- **Dataset records**:
------------------------------------------------------------------------

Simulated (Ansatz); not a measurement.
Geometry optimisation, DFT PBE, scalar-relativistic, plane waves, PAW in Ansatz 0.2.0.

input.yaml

------------------------------------------------------------------------

- **Exercise**: Give the records again, unchanged and complete.

- **Response**:
Simulated (Ansatz); not a measurement.
Geometry optimisation, DFT PBE, scalar-relativistic, plane waves, PAW in Ansatz 0.2.0.

input.yaml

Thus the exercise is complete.